Information shown →
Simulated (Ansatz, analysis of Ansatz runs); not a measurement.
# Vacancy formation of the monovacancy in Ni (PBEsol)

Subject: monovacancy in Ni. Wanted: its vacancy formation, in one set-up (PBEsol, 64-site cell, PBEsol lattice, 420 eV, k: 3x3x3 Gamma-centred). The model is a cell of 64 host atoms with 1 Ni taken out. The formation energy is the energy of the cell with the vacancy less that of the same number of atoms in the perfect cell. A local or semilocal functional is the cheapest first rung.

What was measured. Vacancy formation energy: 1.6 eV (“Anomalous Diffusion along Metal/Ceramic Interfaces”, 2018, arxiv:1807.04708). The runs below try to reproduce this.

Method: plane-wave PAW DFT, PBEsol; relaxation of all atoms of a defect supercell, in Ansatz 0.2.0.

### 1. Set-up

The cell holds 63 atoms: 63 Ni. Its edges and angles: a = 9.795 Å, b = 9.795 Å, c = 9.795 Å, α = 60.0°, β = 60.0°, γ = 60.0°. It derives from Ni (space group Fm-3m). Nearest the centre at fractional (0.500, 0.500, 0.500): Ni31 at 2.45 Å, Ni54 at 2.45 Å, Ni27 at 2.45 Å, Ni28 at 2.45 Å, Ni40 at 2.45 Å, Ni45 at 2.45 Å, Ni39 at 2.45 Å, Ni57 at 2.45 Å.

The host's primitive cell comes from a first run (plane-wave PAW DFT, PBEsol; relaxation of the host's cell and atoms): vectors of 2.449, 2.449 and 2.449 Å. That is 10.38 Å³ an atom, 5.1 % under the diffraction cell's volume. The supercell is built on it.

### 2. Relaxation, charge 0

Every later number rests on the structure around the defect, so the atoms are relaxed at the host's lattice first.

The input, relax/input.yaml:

Work order →
Quote, with nothing altered, all lines from the start of the entries to the line that carries "Subject: monovacancy in", inclusive.

Worked solution →
Simulated (Ansatz, analysis of Ansatz runs); not a measurement.
# Vacancy formation of the monovacancy in Ni (PBEsol)

Subject: monovacancy in Ni. Wanted: its vacancy formation, in one set-up (PBEsol, 64-site cell, PBEsol lattice, 420 eV, k: 3x3x3 Gamma-centred). The model is a cell of 64 host atoms with 1 Ni taken out. The formation energy is the energy of the cell with the vacancy less that of the same number of atoms in the perfect cell. A local or semilocal functional is the cheapest first rung.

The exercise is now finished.